DATASET EXCERPTS:
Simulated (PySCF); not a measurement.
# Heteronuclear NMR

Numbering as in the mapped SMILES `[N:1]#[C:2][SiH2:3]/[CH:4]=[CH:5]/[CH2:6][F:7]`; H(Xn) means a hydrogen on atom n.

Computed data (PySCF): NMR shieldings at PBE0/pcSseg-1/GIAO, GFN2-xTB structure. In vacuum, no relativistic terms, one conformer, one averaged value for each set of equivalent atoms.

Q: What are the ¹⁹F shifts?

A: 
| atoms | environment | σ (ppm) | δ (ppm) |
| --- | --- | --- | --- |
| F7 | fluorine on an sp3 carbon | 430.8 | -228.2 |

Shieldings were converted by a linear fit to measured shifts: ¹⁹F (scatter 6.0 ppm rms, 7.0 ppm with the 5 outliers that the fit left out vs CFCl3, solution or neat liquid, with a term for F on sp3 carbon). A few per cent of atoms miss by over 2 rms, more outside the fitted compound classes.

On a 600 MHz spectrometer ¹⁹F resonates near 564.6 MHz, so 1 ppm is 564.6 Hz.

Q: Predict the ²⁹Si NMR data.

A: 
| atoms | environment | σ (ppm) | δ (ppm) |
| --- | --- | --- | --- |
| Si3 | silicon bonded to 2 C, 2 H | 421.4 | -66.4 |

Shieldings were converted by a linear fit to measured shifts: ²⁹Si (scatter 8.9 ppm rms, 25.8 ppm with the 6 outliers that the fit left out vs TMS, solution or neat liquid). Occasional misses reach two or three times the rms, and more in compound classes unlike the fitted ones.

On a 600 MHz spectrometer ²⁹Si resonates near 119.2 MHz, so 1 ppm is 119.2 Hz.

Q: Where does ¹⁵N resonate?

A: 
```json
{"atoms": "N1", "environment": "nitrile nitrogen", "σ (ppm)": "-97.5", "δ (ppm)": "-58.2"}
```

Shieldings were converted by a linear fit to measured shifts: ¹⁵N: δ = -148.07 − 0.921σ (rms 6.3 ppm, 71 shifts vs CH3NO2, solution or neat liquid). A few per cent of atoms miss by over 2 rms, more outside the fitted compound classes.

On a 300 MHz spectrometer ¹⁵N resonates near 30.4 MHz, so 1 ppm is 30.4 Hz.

TASK ITEM: The lines needed run from the first line of the data through the line containing "Numbering as in"; give them again exactly and nothing else.

TASK SOLUTION:
Simulated (PySCF); not a measurement.
# Heteronuclear NMR

Numbering as in the mapped SMILES `[N:1]#[C:2][SiH2:3]/[CH:4]=[CH:5]/[CH2:6][F:7]`; H(Xn) means a hydrogen on atom n.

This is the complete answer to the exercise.